▶ _Work task_: What the task needs is every record repeated exactly, nothing more.

▶ _Material supplied_:
Start of Block

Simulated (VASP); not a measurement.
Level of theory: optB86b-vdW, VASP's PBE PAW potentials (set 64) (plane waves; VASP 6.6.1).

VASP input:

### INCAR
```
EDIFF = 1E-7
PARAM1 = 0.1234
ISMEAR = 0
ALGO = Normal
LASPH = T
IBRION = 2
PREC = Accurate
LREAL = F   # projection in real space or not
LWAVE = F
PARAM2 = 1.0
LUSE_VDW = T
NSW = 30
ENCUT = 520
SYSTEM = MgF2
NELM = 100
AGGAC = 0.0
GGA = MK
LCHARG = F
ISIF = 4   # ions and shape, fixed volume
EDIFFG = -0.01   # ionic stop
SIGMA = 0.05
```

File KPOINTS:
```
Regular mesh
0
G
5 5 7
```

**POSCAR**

End of Block

▶ _Solution_:
Simulated (VASP); not a measurement.
Level of theory: optB86b-vdW, VASP's PBE PAW potentials (set 64) (plane waves; VASP 6.6.1).

VASP input:

### INCAR
```
EDIFF = 1E-7
PARAM1 = 0.1234
ISMEAR = 0
ALGO = Normal
LASPH = T
IBRION = 2
PREC = Accurate
LREAL = F   # projection in real space or not
LWAVE = F
PARAM2 = 1.0
LUSE_VDW = T
NSW = 30
ENCUT = 520
SYSTEM = MgF2
NELM = 100
AGGAC = 0.0
GGA = MK
LCHARG = F
ISIF = 4   # ions and shape, fixed volume
EDIFFG = -0.01   # ionic stop
SIGMA = 0.05
```

File KPOINTS:
```
Regular mesh
0
G
5 5 7
```

**POSCAR**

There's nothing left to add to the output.